***** Dataset
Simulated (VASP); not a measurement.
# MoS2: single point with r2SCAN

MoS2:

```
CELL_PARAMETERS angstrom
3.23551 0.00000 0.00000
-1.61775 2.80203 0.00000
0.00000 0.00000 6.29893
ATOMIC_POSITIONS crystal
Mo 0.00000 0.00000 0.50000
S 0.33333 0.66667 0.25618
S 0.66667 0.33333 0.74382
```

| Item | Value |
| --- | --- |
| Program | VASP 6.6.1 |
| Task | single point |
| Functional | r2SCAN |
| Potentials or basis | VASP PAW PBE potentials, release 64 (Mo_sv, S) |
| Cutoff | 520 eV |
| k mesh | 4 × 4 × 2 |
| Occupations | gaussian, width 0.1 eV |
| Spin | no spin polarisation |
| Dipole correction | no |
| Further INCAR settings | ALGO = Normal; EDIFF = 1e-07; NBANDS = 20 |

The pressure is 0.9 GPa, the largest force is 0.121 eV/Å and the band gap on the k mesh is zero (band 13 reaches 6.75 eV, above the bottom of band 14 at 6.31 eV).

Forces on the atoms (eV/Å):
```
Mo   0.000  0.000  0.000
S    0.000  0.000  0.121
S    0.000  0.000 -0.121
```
**********

Reproduce the entries above in full and exactly.

Simulated (VASP); not a measurement.
# MoS2: single point with r2SCAN

MoS2:

```
CELL_PARAMETERS angstrom
3.23551 0.00000 0.00000
-1.61775 2.80203 0.00000
0.00000 0.00000 6.29893
ATOMIC_POSITIONS crystal
Mo 0.00000 0.00000 0.50000
S 0.33333 0.66667 0.25618
S 0.66667 0.33333 0.74382
```

| Item | Value |
| --- | --- |
| Program | VASP 6.6.1 |
| Task | single point |
| Functional | r2SCAN |
| Potentials or basis | VASP PAW PBE potentials, release 64 (Mo_sv, S) |
| Cutoff | 520 eV |
| k mesh | 4 × 4 × 2 |
| Occupations | gaussian, width 0.1 eV |
| Spin | no spin polarisation |
| Dipole correction | no |
| Further INCAR settings | ALGO = Normal; EDIFF = 1e-07; NBANDS = 20 |

The pressure is 0.9 GPa, the largest force is 0.121 eV/Å and the band gap on the k mesh is zero (band 13 reaches 6.75 eV, above the bottom of band 14 at 6.31 eV).

Forces on the atoms (eV/Å):
```
Mo   0.000  0.000  0.000
S    0.000  0.000  0.121
S    0.000  0.000 -0.121
```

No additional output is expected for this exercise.